WORK TASK: Reproduce only what lies between the first line of the material below and the line containing "volume: 13.32 Å³/atom", with both of those lines included and every line kept exact.

INPUT DATA:
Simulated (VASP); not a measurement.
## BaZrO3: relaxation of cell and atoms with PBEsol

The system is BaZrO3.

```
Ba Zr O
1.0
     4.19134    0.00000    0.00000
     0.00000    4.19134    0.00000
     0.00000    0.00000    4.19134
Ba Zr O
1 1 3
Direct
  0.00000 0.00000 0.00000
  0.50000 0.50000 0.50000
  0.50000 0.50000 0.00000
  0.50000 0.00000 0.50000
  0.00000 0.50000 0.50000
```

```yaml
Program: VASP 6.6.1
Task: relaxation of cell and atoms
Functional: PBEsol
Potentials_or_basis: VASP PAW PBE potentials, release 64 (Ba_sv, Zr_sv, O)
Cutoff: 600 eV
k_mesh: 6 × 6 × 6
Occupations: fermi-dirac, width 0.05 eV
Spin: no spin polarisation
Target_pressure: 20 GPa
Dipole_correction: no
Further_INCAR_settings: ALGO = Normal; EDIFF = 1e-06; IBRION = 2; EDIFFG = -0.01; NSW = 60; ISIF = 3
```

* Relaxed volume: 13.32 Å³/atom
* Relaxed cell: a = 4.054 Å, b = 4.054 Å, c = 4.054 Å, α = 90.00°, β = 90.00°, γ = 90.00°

RESULT:
Simulated (VASP); not a measurement.
## BaZrO3: relaxation of cell and atoms with PBEsol

The system is BaZrO3.

```
Ba Zr O
1.0
     4.19134    0.00000    0.00000
     0.00000    4.19134    0.00000
     0.00000    0.00000    4.19134
Ba Zr O
1 1 3
Direct
  0.00000 0.00000 0.00000
  0.50000 0.50000 0.50000
  0.50000 0.50000 0.00000
  0.50000 0.00000 0.50000
  0.00000 0.50000 0.50000
```

```yaml
Program: VASP 6.6.1
Task: relaxation of cell and atoms
Functional: PBEsol
Potentials_or_basis: VASP PAW PBE potentials, release 64 (Ba_sv, Zr_sv, O)
Cutoff: 600 eV
k_mesh: 6 × 6 × 6
Occupations: fermi-dirac, width 0.05 eV
Spin: no spin polarisation
Target_pressure: 20 GPa
Dipole_correction: no
Further_INCAR_settings: ALGO = Normal; EDIFF = 1e-06; IBRION = 2; EDIFFG = -0.01; NSW = 60; ISIF = 3
```

* Relaxed volume: 13.32 Å³/atom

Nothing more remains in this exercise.